## Exercise data
+ + + +
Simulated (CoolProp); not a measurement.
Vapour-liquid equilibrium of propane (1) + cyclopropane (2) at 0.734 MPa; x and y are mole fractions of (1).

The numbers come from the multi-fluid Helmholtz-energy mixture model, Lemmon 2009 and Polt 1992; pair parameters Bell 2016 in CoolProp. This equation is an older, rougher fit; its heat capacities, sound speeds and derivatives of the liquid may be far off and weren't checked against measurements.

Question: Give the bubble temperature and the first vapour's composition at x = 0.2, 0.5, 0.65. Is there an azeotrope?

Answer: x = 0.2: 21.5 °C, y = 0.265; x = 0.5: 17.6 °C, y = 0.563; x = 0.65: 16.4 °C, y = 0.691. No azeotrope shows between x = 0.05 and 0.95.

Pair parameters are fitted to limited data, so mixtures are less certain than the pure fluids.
+ + + +

## Work task
Nothing but the lines from the top of the records down to the line with "Question: Give the" belongs in the answer; repeat them exactly.

## Task output
Simulated (CoolProp); not a measurement.
Vapour-liquid equilibrium of propane (1) + cyclopropane (2) at 0.734 MPa; x and y are mole fractions of (1).

The numbers come from the multi-fluid Helmholtz-energy mixture model, Lemmon 2009 and Polt 1992; pair parameters Bell 2016 in CoolProp. This equation is an older, rougher fit; its heat capacities, sound speeds and derivatives of the liquid may be far off and weren't checked against measurements.

Question: Give the bubble temperature and the first vapour's composition at x = 0.2, 0.5, 0.65. Is there an azeotrope?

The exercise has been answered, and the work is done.